Task item
Consider the listing below. Extract exactly the lines from the line containing "VASP 6.6.1 |" to the line containing "Its results: band", both included.

..........

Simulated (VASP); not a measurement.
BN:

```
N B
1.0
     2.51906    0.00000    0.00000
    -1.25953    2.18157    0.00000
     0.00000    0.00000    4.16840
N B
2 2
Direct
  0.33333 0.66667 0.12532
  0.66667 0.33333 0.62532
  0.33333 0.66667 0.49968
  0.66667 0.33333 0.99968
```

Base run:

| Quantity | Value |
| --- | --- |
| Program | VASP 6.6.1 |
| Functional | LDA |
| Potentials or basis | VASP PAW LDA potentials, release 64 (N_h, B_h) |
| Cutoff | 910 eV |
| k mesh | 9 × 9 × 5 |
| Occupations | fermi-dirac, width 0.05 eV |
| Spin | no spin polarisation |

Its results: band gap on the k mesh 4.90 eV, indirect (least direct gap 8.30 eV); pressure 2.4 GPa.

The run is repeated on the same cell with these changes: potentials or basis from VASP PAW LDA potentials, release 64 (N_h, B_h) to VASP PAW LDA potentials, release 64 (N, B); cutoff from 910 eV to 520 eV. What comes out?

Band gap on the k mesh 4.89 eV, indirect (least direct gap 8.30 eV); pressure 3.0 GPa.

..........

Task output
| Program | VASP 6.6.1 |
| Functional | LDA |
| Potentials or basis | VASP PAW LDA potentials, release 64 (N_h, B_h) |
| Cutoff | 910 eV |
| k mesh | 9 × 9 × 5 |
| Occupations | fermi-dirac, width 0.05 eV |
| Spin | no spin polarisation |

Its results: band gap on the k mesh 4.90 eV, indirect (least direct gap 8.30 eV); pressure 2.4 GPa.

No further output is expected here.